__WORK TASK__
Restate the data that follows exactly as it stands, beginning with the first line and ending with the line that contains "A: A (-2.0 GPa), C (-0.3 GPa), B (5.7 GPa).".

__THE DATA__
►
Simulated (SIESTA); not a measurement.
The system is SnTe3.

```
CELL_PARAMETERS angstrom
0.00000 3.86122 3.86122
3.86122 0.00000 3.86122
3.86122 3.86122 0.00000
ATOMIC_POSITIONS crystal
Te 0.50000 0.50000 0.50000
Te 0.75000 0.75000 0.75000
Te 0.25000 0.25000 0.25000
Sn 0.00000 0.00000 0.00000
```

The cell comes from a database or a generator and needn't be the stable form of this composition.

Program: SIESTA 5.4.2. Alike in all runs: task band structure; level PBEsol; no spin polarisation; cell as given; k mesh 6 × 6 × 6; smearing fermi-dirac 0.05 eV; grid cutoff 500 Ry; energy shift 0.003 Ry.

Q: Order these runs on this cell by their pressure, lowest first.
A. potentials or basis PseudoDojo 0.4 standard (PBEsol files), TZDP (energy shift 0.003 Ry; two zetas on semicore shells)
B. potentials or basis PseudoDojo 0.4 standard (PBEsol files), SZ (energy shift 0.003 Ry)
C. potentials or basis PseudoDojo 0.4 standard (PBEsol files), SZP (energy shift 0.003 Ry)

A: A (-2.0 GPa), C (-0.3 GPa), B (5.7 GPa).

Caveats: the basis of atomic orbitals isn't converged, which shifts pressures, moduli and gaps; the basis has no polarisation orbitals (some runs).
◄

__RESPONSE AREA__
Simulated (SIESTA); not a measurement.
The system is SnTe3.

```
CELL_PARAMETERS angstrom
0.00000 3.86122 3.86122
3.86122 0.00000 3.86122
3.86122 3.86122 0.00000
ATOMIC_POSITIONS crystal
Te 0.50000 0.50000 0.50000
Te 0.75000 0.75000 0.75000
Te 0.25000 0.25000 0.25000
Sn 0.00000 0.00000 0.00000
```

The cell comes from a database or a generator and needn't be the stable form of this composition.

Program: SIESTA 5.4.2. Alike in all runs: task band structure; level PBEsol; no spin polarisation; cell as given; k mesh 6 × 6 × 6; smearing fermi-dirac 0.05 eV; grid cutoff 500 Ry; energy shift 0.003 Ry.

Q: Order these runs on this cell by their pressure, lowest first.
A. potentials or basis PseudoDojo 0.4 standard (PBEsol files), TZDP (energy shift 0.003 Ry; two zetas on semicore shells)
B. potentials or basis PseudoDojo 0.4 standard (PBEsol files), SZ (energy shift 0.003 Ry)
C. potentials or basis PseudoDojo 0.4 standard (PBEsol files), SZP (energy shift 0.003 Ry)

A: A (-2.0 GPa), C (-0.3 GPa), B (5.7 GPa).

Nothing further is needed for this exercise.